Work instruction — Your task is to write out exactly the lines of the listing below, from the first down to the line that holds "2.03046 | -3.2 |".

** Opening Material provided block **

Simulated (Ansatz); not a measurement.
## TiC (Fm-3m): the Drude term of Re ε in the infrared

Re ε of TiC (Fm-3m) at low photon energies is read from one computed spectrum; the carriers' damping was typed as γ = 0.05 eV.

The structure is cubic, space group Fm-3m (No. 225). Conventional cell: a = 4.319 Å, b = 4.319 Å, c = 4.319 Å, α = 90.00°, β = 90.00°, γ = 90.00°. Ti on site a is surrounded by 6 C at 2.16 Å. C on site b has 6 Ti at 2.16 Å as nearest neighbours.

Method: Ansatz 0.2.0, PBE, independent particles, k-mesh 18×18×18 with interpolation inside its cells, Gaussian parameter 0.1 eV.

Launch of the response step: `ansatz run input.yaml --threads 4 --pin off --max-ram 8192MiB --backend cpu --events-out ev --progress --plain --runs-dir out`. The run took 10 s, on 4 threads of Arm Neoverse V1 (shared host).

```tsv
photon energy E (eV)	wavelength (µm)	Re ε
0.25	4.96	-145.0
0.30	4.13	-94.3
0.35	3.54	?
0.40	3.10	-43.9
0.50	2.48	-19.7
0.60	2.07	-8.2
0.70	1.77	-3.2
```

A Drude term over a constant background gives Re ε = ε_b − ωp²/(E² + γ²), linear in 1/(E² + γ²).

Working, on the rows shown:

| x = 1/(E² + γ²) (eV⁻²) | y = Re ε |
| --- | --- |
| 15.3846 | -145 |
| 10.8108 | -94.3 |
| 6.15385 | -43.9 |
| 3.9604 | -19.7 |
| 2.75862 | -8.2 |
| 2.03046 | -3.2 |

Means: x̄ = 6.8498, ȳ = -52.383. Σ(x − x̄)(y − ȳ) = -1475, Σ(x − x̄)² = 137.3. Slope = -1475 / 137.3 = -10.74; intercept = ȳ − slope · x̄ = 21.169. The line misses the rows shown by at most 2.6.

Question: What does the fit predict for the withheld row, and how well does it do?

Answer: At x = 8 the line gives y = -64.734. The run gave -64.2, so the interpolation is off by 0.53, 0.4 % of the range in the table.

** Closing Material provided block **

Problem solution —
Simulated (Ansatz); not a measurement.
## TiC (Fm-3m): the Drude term of Re ε in the infrared

Re ε of TiC (Fm-3m) at low photon energies is read from one computed spectrum; the carriers' damping was typed as γ = 0.05 eV.

The structure is cubic, space group Fm-3m (No. 225). Conventional cell: a = 4.319 Å, b = 4.319 Å, c = 4.319 Å, α = 90.00°, β = 90.00°, γ = 90.00°. Ti on site a is surrounded by 6 C at 2.16 Å. C on site b has 6 Ti at 2.16 Å as nearest neighbours.

Method: Ansatz 0.2.0, PBE, independent particles, k-mesh 18×18×18 with interpolation inside its cells, Gaussian parameter 0.1 eV.

Launch of the response step: `ansatz run input.yaml --threads 4 --pin off --max-ram 8192MiB --backend cpu --events-out ev --progress --plain --runs-dir out`. The run took 10 s, on 4 threads of Arm Neoverse V1 (shared host).

```tsv
photon energy E (eV)	wavelength (µm)	Re ε
0.25	4.96	-145.0
0.30	4.13	-94.3
0.35	3.54	?
0.40	3.10	-43.9
0.50	2.48	-19.7
0.60	2.07	-8.2
0.70	1.77	-3.2
```

A Drude term over a constant background gives Re ε = ε_b − ωp²/(E² + γ²), linear in 1/(E² + γ²).

Working, on the rows shown:

| x = 1/(E² + γ²) (eV⁻²) | y = Re ε |
| --- | --- |
| 15.3846 | -145 |
| 10.8108 | -94.3 |
| 6.15385 | -43.9 |
| 3.9604 | -19.7 |
| 2.75862 | -8.2 |
| 2.03046 | -3.2 |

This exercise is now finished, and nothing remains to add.